Write out again, exactly, the lines below starting at the one with "One way to write" and ending at the one with "Potentials or basis: VASP".

★ ★ ★ ★

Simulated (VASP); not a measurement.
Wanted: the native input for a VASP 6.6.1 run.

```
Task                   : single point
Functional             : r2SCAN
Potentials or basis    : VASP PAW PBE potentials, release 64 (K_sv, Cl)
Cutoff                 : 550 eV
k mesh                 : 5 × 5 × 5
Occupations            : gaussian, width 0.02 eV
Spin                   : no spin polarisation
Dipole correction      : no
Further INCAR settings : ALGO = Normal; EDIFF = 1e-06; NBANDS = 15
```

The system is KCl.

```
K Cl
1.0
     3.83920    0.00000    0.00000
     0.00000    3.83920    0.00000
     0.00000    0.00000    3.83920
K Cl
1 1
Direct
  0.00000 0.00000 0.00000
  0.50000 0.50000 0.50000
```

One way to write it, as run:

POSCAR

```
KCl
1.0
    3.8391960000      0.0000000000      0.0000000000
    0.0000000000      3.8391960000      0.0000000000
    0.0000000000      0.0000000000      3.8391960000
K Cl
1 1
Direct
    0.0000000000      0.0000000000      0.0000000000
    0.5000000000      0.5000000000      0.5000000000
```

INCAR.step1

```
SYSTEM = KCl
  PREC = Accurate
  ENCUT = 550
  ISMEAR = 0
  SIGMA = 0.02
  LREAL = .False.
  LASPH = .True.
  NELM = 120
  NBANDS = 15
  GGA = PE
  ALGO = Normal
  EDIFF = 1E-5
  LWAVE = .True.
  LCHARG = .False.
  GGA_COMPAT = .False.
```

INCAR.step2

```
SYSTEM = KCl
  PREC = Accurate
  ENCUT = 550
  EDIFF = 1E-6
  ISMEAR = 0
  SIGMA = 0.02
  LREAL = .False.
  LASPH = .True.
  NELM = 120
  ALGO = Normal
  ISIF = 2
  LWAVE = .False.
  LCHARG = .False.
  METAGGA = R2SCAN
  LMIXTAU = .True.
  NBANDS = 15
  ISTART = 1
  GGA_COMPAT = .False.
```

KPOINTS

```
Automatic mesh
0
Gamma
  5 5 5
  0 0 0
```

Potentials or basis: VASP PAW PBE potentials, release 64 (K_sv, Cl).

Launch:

★ ★ ★ ★

Result |
One way to write it, as run:

POSCAR

```
KCl
1.0
    3.8391960000      0.0000000000      0.0000000000
    0.0000000000      3.8391960000      0.0000000000
    0.0000000000      0.0000000000      3.8391960000
K Cl
1 1
Direct
    0.0000000000      0.0000000000      0.0000000000
    0.5000000000      0.5000000000      0.5000000000
```

INCAR.step1

```
SYSTEM = KCl
  PREC = Accurate
  ENCUT = 550
  ISMEAR = 0
  SIGMA = 0.02
  LREAL = .False.
  LASPH = .True.
  NELM = 120
  NBANDS = 15
  GGA = PE
  ALGO = Normal
  EDIFF = 1E-5
  LWAVE = .True.
  LCHARG = .False.
  GGA_COMPAT = .False.
```

INCAR.step2

```
SYSTEM = KCl
  PREC = Accurate
  ENCUT = 550
  EDIFF = 1E-6
  ISMEAR = 0
  SIGMA = 0.02
  LREAL = .False.
  LASPH = .True.
  NELM = 120
  ALGO = Normal
  ISIF = 2
  LWAVE = .False.
  LCHARG = .False.
  METAGGA = R2SCAN
  LMIXTAU = .True.
  NBANDS = 15
  ISTART = 1
  GGA_COMPAT = .False.
```

KPOINTS

```
Automatic mesh
0
Gamma
  5 5 5
  0 0 0
```

Potentials or basis: VASP PAW PBE potentials, release 64 (K_sv, Cl).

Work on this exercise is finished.